_Assignment:_
Could you print every record below exactly as it appears?

_Dataset content:_
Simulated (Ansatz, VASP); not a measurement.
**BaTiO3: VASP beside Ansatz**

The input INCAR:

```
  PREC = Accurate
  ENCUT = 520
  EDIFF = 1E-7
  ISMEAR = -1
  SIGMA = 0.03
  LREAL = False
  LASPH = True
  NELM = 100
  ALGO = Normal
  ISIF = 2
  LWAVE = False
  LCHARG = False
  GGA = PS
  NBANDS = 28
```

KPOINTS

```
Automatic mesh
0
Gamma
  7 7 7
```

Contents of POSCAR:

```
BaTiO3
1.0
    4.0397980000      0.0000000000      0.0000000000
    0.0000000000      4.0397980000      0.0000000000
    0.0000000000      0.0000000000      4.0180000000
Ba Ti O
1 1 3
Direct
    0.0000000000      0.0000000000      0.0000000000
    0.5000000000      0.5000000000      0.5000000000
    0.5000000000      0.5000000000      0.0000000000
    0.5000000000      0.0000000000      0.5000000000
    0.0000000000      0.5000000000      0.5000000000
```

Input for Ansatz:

_Answer box:_
Simulated (Ansatz, VASP); not a measurement.
**BaTiO3: VASP beside Ansatz**

The input INCAR:

```
  PREC = Accurate
  ENCUT = 520
  EDIFF = 1E-7
  ISMEAR = -1
  SIGMA = 0.03
  LREAL = False
  LASPH = True
  NELM = 100
  ALGO = Normal
  ISIF = 2
  LWAVE = False
  LCHARG = False
  GGA = PS
  NBANDS = 28
```

KPOINTS

```
Automatic mesh
0
Gamma
  7 7 7
```

Contents of POSCAR:

```
BaTiO3
1.0
    4.0397980000      0.0000000000      0.0000000000
    0.0000000000      4.0397980000      0.0000000000
    0.0000000000      0.0000000000      4.0180000000
Ba Ti O
1 1 3
Direct
    0.0000000000      0.0000000000      0.0000000000
    0.5000000000      0.5000000000      0.5000000000
    0.5000000000      0.5000000000      0.0000000000
    0.5000000000      0.0000000000      0.5000000000
    0.0000000000      0.5000000000      0.5000000000
```

Input for Ansatz:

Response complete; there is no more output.